RAW DATA:
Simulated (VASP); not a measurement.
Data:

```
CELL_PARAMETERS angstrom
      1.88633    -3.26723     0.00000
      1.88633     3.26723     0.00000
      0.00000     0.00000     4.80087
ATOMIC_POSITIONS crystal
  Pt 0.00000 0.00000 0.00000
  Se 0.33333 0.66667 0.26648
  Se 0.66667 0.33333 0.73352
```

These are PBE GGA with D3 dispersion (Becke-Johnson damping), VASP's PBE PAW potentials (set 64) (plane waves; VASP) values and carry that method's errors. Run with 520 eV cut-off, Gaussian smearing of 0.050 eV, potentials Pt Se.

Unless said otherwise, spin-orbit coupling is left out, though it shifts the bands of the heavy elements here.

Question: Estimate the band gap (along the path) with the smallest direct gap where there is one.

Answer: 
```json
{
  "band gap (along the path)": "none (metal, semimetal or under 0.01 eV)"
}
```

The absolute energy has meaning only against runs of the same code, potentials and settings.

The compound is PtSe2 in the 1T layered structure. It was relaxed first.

WORK REQUEST: Only the lines from the beginning of the entries through the line bearing "The absolute energy" should be returned, each exactly as written.

ANSWER BOX:
Simulated (VASP); not a measurement.
Data:

```
CELL_PARAMETERS angstrom
      1.88633    -3.26723     0.00000
      1.88633     3.26723     0.00000
      0.00000     0.00000     4.80087
ATOMIC_POSITIONS crystal
  Pt 0.00000 0.00000 0.00000
  Se 0.33333 0.66667 0.26648
  Se 0.66667 0.33333 0.73352
```

These are PBE GGA with D3 dispersion (Becke-Johnson damping), VASP's PBE PAW potentials (set 64) (plane waves; VASP) values and carry that method's errors. Run with 520 eV cut-off, Gaussian smearing of 0.050 eV, potentials Pt Se.

Unless said otherwise, spin-orbit coupling is left out, though it shifts the bands of the heavy elements here.

Question: Estimate the band gap (along the path) with the smallest direct gap where there is one.

Answer: 
```json
{
  "band gap (along the path)": "none (metal, semimetal or under 0.01 eV)"
}
```

The absolute energy has meaning only against runs of the same code, potentials and settings.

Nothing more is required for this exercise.